_Supplied entries_
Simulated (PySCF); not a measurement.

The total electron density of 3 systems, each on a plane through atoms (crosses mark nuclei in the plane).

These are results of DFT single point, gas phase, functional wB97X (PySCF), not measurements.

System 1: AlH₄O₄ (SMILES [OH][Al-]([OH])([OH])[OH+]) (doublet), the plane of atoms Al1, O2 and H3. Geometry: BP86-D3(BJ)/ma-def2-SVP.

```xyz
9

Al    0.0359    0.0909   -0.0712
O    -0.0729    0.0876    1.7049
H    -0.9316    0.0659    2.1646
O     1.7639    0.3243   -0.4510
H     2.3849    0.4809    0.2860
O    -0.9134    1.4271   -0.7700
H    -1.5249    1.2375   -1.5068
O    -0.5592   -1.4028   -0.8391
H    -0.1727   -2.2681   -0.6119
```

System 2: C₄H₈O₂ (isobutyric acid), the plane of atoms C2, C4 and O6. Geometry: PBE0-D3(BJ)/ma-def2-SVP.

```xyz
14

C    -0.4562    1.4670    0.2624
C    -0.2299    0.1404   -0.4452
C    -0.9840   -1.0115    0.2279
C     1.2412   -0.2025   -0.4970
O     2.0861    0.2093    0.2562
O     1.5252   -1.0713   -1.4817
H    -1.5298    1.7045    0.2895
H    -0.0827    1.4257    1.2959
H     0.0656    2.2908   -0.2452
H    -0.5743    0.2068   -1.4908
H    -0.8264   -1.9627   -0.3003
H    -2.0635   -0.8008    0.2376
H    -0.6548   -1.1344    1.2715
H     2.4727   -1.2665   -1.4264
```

_Work item_
The lines from the top of the data above down to the line containing "These are results" are to be copied exactly; no other line should appear.

_Exercise response_
Simulated (PySCF); not a measurement.

The total electron density of 3 systems, each on a plane through atoms (crosses mark nuclei in the plane).

These are results of DFT single point, gas phase, functional wB97X (PySCF), not measurements.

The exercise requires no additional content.